##############################

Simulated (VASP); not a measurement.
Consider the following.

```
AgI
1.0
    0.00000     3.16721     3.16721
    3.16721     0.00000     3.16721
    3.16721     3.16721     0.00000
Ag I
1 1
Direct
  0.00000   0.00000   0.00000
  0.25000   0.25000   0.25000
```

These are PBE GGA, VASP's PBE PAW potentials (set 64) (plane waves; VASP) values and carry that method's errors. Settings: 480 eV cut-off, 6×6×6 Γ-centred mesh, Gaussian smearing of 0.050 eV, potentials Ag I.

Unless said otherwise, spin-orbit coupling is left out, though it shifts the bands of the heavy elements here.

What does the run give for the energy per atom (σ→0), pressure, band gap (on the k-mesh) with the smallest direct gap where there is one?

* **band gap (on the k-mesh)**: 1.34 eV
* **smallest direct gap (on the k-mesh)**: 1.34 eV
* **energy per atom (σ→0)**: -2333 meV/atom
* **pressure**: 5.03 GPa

##############################

Action item: When you copy the data, keep every line word for word.

Problem solution:
Simulated (VASP); not a measurement.
Consider the following.

```
AgI
1.0
    0.00000     3.16721     3.16721
    3.16721     0.00000     3.16721
    3.16721     3.16721     0.00000
Ag I
1 1
Direct
  0.00000   0.00000   0.00000
  0.25000   0.25000   0.25000
```

These are PBE GGA, VASP's PBE PAW potentials (set 64) (plane waves; VASP) values and carry that method's errors. Settings: 480 eV cut-off, 6×6×6 Γ-centred mesh, Gaussian smearing of 0.050 eV, potentials Ag I.

Unless said otherwise, spin-orbit coupling is left out, though it shifts the bands of the heavy elements here.

What does the run give for the energy per atom (σ→0), pressure, band gap (on the k-mesh) with the smallest direct gap where there is one?

* **band gap (on the k-mesh)**: 1.34 eV
* **smallest direct gap (on the k-mesh)**: 1.34 eV
* **energy per atom (σ→0)**: -2333 meV/atom
* **pressure**: 5.03 GPa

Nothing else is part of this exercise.